**Given records**
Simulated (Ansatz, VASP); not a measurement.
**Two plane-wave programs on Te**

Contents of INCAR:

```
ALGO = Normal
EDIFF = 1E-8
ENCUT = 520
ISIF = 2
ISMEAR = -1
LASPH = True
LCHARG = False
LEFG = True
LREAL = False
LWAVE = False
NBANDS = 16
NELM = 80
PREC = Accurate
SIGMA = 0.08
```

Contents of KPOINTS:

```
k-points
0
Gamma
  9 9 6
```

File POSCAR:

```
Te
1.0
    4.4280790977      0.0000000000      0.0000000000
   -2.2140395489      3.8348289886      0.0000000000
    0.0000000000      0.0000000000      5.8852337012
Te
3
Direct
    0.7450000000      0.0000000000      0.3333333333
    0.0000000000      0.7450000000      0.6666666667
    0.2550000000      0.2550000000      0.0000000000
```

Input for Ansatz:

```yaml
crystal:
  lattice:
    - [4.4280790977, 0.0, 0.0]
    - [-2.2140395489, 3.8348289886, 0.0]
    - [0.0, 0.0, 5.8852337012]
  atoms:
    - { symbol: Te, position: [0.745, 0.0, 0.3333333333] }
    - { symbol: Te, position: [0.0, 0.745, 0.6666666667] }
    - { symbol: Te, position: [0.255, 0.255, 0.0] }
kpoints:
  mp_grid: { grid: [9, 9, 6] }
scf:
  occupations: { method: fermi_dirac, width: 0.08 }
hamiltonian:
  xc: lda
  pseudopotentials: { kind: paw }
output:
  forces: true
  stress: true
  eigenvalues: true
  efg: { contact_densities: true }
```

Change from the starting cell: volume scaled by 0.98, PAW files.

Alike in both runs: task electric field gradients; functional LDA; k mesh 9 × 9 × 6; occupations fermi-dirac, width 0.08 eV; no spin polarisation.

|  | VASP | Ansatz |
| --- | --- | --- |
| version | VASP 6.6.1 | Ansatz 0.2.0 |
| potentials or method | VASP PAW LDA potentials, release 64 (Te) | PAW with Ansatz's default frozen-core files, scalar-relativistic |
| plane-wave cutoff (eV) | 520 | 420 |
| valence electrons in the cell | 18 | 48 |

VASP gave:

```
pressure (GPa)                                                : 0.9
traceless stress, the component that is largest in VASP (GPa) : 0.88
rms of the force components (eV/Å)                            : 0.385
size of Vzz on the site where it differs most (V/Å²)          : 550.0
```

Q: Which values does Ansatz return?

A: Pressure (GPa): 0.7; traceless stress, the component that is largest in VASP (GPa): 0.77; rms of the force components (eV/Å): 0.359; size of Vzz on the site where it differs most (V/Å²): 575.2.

**Work item**
In the data above, start at the line that has "Change from the", stop after the line that has "Ansatz 0.2.0 |", and print every line in between exactly as it stands.

**Expected answer**
Change from the starting cell: volume scaled by 0.98, PAW files.

Alike in both runs: task electric field gradients; functional LDA; k mesh 9 × 9 × 6; occupations fermi-dirac, width 0.08 eV; no spin polarisation.

|  | VASP | Ansatz |
| --- | --- | --- |
| version | VASP 6.6.1 | Ansatz 0.2.0 |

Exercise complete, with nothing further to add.